- _Brief_
Word for word, restate every line of the listing that follows.

=-=-=
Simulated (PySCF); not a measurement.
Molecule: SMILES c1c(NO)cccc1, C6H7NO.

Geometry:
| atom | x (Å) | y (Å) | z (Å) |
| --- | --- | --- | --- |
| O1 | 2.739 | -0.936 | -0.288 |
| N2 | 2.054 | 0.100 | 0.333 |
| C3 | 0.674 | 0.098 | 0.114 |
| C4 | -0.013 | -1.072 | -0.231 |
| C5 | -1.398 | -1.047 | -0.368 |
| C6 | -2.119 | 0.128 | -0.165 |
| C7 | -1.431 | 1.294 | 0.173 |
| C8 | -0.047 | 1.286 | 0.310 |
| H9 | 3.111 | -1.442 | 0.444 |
=-=-=

- _Written response_
Simulated (PySCF); not a measurement.
Molecule: SMILES c1c(NO)cccc1, C6H7NO.

Geometry:
| atom | x (Å) | y (Å) | z (Å) |
| --- | --- | --- | --- |
| O1 | 2.739 | -0.936 | -0.288 |
| N2 | 2.054 | 0.100 | 0.333 |
| C3 | 0.674 | 0.098 | 0.114 |
| C4 | -0.013 | -1.072 | -0.231 |
| C5 | -1.398 | -1.047 | -0.368 |
| C6 | -2.119 | 0.128 | -0.165 |
| C7 | -1.431 | 1.294 | 0.173 |
| C8 | -0.047 | 1.286 | 0.310 |
| H9 | 3.111 | -1.442 | 0.444 |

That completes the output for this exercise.